--- Excerpted records ---
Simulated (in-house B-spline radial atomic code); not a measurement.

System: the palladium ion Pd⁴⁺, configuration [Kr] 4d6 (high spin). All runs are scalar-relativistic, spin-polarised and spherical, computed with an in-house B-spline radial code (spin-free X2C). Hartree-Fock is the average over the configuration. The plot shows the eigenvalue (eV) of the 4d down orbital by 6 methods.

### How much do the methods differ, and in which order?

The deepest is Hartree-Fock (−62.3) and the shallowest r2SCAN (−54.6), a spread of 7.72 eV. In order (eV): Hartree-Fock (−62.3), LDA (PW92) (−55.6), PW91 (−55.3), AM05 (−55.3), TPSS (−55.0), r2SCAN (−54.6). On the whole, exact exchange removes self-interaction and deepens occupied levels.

--- Action item ---
Restate, word for word and without additions, every line from the top of the listing above through the line that contains "### How much".

--- Your response ---
Simulated (in-house B-spline radial atomic code); not a measurement.

System: the palladium ion Pd⁴⁺, configuration [Kr] 4d6 (high spin). All runs are scalar-relativistic, spin-polarised and spherical, computed with an in-house B-spline radial code (spin-free X2C). Hartree-Fock is the average over the configuration. The plot shows the eigenvalue (eV) of the 4d down orbital by 6 methods.

### How much do the methods differ, and in which order?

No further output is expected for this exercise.